• [ASSIGNMENT] Every entry must come back exactly as it was given.

──────────

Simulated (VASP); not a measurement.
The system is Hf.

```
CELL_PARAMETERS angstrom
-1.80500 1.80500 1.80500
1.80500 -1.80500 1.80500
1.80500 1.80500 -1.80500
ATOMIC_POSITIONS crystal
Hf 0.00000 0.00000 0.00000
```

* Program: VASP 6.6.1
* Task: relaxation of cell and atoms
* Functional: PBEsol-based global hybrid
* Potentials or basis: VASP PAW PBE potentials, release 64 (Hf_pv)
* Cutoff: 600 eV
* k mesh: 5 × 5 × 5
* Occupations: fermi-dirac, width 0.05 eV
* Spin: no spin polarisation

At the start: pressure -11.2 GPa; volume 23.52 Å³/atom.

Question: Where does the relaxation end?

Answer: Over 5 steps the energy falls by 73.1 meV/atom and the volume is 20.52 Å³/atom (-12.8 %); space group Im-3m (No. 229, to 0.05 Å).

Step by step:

──────────

• [RESPONSE BOX]
Simulated (VASP); not a measurement.
The system is Hf.

```
CELL_PARAMETERS angstrom
-1.80500 1.80500 1.80500
1.80500 -1.80500 1.80500
1.80500 1.80500 -1.80500
ATOMIC_POSITIONS crystal
Hf 0.00000 0.00000 0.00000
```

* Program: VASP 6.6.1
* Task: relaxation of cell and atoms
* Functional: PBEsol-based global hybrid
* Potentials or basis: VASP PAW PBE potentials, release 64 (Hf_pv)
* Cutoff: 600 eV
* k mesh: 5 × 5 × 5
* Occupations: fermi-dirac, width 0.05 eV
* Spin: no spin polarisation

At the start: pressure -11.2 GPa; volume 23.52 Å³/atom.

Question: Where does the relaxation end?

Answer: Over 5 steps the energy falls by 73.1 meV/atom and the volume is 20.52 Å³/atom (-12.8 %); space group Im-3m (No. 229, to 0.05 Å).

Step by step:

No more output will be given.